WORK INSTRUCTION — Word for word, restate the entries below from their first line through the line that contains "Ansatz 0.2.0; DFT".

*** Opening SUPPLIED DATA ***

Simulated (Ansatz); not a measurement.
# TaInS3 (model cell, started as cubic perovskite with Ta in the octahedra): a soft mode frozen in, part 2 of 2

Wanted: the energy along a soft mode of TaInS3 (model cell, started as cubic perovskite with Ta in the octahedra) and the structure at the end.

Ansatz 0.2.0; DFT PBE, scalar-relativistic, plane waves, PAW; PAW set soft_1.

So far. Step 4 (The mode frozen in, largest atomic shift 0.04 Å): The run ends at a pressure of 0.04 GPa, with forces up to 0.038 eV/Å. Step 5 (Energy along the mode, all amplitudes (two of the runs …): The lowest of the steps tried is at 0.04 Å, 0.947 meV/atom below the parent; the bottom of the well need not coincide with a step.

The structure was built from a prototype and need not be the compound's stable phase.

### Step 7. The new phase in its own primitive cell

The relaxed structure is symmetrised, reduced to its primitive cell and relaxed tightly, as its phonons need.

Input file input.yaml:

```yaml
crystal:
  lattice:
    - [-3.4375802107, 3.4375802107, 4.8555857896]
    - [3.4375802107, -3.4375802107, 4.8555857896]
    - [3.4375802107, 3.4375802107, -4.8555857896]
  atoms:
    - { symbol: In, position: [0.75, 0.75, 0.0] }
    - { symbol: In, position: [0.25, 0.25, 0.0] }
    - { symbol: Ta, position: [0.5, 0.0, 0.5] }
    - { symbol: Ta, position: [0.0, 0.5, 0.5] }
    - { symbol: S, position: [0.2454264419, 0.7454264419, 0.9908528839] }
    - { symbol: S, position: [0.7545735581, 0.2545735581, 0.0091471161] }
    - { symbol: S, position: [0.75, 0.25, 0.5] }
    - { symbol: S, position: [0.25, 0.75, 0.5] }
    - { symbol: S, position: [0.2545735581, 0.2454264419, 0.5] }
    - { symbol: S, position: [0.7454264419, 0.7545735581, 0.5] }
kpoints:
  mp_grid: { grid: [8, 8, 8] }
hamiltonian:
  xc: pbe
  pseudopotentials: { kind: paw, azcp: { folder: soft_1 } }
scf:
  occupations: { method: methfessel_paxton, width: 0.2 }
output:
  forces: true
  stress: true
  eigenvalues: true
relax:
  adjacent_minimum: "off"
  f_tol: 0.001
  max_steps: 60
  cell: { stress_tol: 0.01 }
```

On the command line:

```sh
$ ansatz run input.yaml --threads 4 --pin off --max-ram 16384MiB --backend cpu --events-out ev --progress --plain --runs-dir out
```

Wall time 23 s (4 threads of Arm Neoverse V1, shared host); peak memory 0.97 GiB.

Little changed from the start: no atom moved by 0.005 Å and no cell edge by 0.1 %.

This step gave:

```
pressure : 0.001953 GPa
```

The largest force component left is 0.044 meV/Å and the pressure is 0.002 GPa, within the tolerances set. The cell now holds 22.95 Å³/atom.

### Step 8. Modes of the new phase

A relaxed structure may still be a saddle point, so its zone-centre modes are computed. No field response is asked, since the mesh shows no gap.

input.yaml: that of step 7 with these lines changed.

*** Closing SUPPLIED DATA ***

PROBLEM SOLUTION —
Simulated (Ansatz); not a measurement.
# TaInS3 (model cell, started as cubic perovskite with Ta in the octahedra): a soft mode frozen in, part 2 of 2

Wanted: the energy along a soft mode of TaInS3 (model cell, started as cubic perovskite with Ta in the octahedra) and the structure at the end.

Ansatz 0.2.0; DFT PBE, scalar-relativistic, plane waves, PAW; PAW set soft_1.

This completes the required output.